** Information shown follows **

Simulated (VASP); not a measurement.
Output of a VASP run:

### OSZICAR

** End of Information shown **

Required action: Write out the records again so that each line matches the original exactly.

Response area:
Simulated (VASP); not a measurement.
Output of a VASP run:

### OSZICAR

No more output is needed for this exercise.